#### Requirement
All of the records below should be output exactly.

======== Data extracts

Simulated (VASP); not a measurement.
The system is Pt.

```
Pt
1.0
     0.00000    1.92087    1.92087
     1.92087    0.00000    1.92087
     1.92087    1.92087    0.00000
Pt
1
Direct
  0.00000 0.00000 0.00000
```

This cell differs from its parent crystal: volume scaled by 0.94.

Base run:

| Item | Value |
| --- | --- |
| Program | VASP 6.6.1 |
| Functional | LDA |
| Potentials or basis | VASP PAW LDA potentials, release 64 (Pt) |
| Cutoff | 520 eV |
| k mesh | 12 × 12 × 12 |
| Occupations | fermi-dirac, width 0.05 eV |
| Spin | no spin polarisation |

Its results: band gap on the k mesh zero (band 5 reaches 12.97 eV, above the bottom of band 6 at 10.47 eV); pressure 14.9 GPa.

================

#### Written response
Simulated (VASP); not a measurement.
The system is Pt.

```
Pt
1.0
     0.00000    1.92087    1.92087
     1.92087    0.00000    1.92087
     1.92087    1.92087    0.00000
Pt
1
Direct
  0.00000 0.00000 0.00000
```

This cell differs from its parent crystal: volume scaled by 0.94.

Base run:

| Item | Value |
| --- | --- |
| Program | VASP 6.6.1 |
| Functional | LDA |
| Potentials or basis | VASP PAW LDA potentials, release 64 (Pt) |
| Cutoff | 520 eV |
| k mesh | 12 × 12 × 12 |
| Occupations | fermi-dirac, width 0.05 eV |
| Spin | no spin polarisation |

Its results: band gap on the k mesh zero (band 5 reaches 12.97 eV, above the bottom of band 6 at 10.47 eV); pressure 14.9 GPa.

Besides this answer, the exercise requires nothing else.